• _Recorded data_:
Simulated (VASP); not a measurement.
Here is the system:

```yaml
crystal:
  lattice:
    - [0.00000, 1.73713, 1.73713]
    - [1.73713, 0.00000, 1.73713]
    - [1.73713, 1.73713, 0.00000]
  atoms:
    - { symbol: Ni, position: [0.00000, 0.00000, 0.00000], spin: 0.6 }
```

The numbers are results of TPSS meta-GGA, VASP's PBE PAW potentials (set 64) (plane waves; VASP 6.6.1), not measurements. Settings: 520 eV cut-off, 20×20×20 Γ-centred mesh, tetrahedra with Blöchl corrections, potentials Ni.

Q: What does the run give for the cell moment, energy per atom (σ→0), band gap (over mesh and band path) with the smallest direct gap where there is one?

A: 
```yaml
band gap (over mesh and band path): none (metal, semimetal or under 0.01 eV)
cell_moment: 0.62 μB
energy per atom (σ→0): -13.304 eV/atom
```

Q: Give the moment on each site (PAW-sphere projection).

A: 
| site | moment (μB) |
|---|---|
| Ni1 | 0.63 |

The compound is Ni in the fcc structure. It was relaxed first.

• _Work instruction_: Could you print all of the entries again exactly as they stand?

• _Solution_:
Simulated (VASP); not a measurement.
Here is the system:

```yaml
crystal:
  lattice:
    - [0.00000, 1.73713, 1.73713]
    - [1.73713, 0.00000, 1.73713]
    - [1.73713, 1.73713, 0.00000]
  atoms:
    - { symbol: Ni, position: [0.00000, 0.00000, 0.00000], spin: 0.6 }
```

The numbers are results of TPSS meta-GGA, VASP's PBE PAW potentials (set 64) (plane waves; VASP 6.6.1), not measurements. Settings: 520 eV cut-off, 20×20×20 Γ-centred mesh, tetrahedra with Blöchl corrections, potentials Ni.

Q: What does the run give for the cell moment, energy per atom (σ→0), band gap (over mesh and band path) with the smallest direct gap where there is one?

A: 
```yaml
band gap (over mesh and band path): none (metal, semimetal or under 0.01 eV)
cell_moment: 0.62 μB
energy per atom (σ→0): -13.304 eV/atom
```

Q: Give the moment on each site (PAW-sphere projection).

A: 
| site | moment (μB) |
|---|---|
| Ni1 | 0.63 |

The compound is Ni in the fcc structure. It was relaxed first.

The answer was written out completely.